[STORED DATA Boundary: Start]
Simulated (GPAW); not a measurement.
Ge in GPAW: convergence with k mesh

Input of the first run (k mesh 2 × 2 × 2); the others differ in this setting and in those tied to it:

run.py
[STORED DATA Boundary: End]

# ACTION ITEM:
Repeat, word for word, the lines from the opening of the material through the line containing "Input of the".

# ANSWER AREA:
Simulated (GPAW); not a measurement.
Ge in GPAW: convergence with k mesh

Input of the first run (k mesh 2 × 2 × 2); the others differ in this setting and in those tied to it:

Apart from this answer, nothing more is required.